Data for analysis:
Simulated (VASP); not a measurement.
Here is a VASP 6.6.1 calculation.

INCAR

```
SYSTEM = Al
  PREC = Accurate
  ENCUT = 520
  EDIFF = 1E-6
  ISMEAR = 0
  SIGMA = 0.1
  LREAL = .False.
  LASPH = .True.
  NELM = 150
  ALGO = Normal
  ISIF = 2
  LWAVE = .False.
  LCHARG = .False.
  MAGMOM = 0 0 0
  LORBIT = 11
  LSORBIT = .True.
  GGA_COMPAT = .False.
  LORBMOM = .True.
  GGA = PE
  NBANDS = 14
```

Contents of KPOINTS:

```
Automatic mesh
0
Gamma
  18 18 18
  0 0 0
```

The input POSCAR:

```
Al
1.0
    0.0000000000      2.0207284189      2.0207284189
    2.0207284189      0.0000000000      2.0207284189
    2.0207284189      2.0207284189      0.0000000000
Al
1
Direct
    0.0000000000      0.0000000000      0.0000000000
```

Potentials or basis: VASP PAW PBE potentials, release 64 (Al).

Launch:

Brief: Output every line of the listing word for word.

Expected answer:
Simulated (VASP); not a measurement.
Here is a VASP 6.6.1 calculation.

INCAR

```
SYSTEM = Al
  PREC = Accurate
  ENCUT = 520
  EDIFF = 1E-6
  ISMEAR = 0
  SIGMA = 0.1
  LREAL = .False.
  LASPH = .True.
  NELM = 150
  ALGO = Normal
  ISIF = 2
  LWAVE = .False.
  LCHARG = .False.
  MAGMOM = 0 0 0
  LORBIT = 11
  LSORBIT = .True.
  GGA_COMPAT = .False.
  LORBMOM = .True.
  GGA = PE
  NBANDS = 14
```

Contents of KPOINTS:

```
Automatic mesh
0
Gamma
  18 18 18
  0 0 0
```

The input POSCAR:

```
Al
1.0
    0.0000000000      2.0207284189      2.0207284189
    2.0207284189      0.0000000000      2.0207284189
    2.0207284189      2.0207284189      0.0000000000
Al
1
Direct
    0.0000000000      0.0000000000      0.0000000000
```

Potentials or basis: VASP PAW PBE potentials, release 64 (Al).

Launch:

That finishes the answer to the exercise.